▶ ACTION ITEM
Give the lines of the material verbatim, from the first line to the line with "16 s | 0.64 |", including both.

□ □ □ □

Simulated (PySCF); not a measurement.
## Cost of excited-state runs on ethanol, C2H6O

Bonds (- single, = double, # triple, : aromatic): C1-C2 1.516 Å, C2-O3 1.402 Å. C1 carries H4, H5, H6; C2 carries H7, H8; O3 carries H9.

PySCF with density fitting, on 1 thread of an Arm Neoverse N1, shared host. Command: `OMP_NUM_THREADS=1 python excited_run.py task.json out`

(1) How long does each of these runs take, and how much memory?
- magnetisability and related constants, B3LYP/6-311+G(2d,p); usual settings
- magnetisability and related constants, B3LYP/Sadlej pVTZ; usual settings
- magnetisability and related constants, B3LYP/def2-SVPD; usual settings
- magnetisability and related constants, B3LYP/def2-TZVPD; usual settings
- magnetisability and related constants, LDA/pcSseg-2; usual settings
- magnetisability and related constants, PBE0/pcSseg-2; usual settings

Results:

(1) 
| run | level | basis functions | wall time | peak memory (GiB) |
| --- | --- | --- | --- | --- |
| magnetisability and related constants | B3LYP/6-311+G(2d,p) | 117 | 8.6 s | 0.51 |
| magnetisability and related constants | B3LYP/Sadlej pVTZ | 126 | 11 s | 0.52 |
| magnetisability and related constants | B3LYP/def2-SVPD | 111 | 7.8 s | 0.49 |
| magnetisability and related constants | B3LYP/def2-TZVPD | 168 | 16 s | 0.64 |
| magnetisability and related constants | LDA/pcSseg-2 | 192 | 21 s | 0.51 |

□ □ □ □

▶ ANSWER BOX
Simulated (PySCF); not a measurement.
## Cost of excited-state runs on ethanol, C2H6O

Bonds (- single, = double, # triple, : aromatic): C1-C2 1.516 Å, C2-O3 1.402 Å. C1 carries H4, H5, H6; C2 carries H7, H8; O3 carries H9.

PySCF with density fitting, on 1 thread of an Arm Neoverse N1, shared host. Command: `OMP_NUM_THREADS=1 python excited_run.py task.json out`

(1) How long does each of these runs take, and how much memory?
- magnetisability and related constants, B3LYP/6-311+G(2d,p); usual settings
- magnetisability and related constants, B3LYP/Sadlej pVTZ; usual settings
- magnetisability and related constants, B3LYP/def2-SVPD; usual settings
- magnetisability and related constants, B3LYP/def2-TZVPD; usual settings
- magnetisability and related constants, LDA/pcSseg-2; usual settings
- magnetisability and related constants, PBE0/pcSseg-2; usual settings

Results:

(1) 
| run | level | basis functions | wall time | peak memory (GiB) |
| --- | --- | --- | --- | --- |
| magnetisability and related constants | B3LYP/6-311+G(2d,p) | 117 | 8.6 s | 0.51 |
| magnetisability and related constants | B3LYP/Sadlej pVTZ | 126 | 11 s | 0.52 |
| magnetisability and related constants | B3LYP/def2-SVPD | 111 | 7.8 s | 0.49 |
| magnetisability and related constants | B3LYP/def2-TZVPD | 168 | 16 s | 0.64 |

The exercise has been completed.